• ACTIVITY
Write out the listing below exactly, beginning at its first line and ending with the line that contains "1.913 | 15.0 |".

---*---

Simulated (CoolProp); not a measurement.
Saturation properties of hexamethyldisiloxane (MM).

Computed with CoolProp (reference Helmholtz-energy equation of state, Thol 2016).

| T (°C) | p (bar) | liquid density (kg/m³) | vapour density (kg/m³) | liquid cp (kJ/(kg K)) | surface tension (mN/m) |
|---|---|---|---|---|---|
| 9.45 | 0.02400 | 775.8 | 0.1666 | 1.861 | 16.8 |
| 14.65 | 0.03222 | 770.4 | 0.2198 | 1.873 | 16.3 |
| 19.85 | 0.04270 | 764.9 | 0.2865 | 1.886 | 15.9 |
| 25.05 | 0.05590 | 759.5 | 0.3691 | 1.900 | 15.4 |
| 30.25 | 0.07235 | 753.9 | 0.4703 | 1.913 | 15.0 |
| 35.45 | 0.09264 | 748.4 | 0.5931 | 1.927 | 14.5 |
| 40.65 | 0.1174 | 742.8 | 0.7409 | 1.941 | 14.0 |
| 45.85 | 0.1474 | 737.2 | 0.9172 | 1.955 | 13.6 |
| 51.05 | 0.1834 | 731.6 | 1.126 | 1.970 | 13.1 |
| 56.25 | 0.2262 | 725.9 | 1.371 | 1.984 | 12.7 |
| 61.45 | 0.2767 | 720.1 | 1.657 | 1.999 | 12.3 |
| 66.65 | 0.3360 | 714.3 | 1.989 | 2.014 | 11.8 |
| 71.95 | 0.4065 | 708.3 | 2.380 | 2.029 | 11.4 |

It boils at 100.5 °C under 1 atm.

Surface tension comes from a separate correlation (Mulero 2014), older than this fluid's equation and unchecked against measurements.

---*---

• ANSWER SECTION
Simulated (CoolProp); not a measurement.
Saturation properties of hexamethyldisiloxane (MM).

Computed with CoolProp (reference Helmholtz-energy equation of state, Thol 2016).

| T (°C) | p (bar) | liquid density (kg/m³) | vapour density (kg/m³) | liquid cp (kJ/(kg K)) | surface tension (mN/m) |
|---|---|---|---|---|---|
| 9.45 | 0.02400 | 775.8 | 0.1666 | 1.861 | 16.8 |
| 14.65 | 0.03222 | 770.4 | 0.2198 | 1.873 | 16.3 |
| 19.85 | 0.04270 | 764.9 | 0.2865 | 1.886 | 15.9 |
| 25.05 | 0.05590 | 759.5 | 0.3691 | 1.900 | 15.4 |
| 30.25 | 0.07235 | 753.9 | 0.4703 | 1.913 | 15.0 |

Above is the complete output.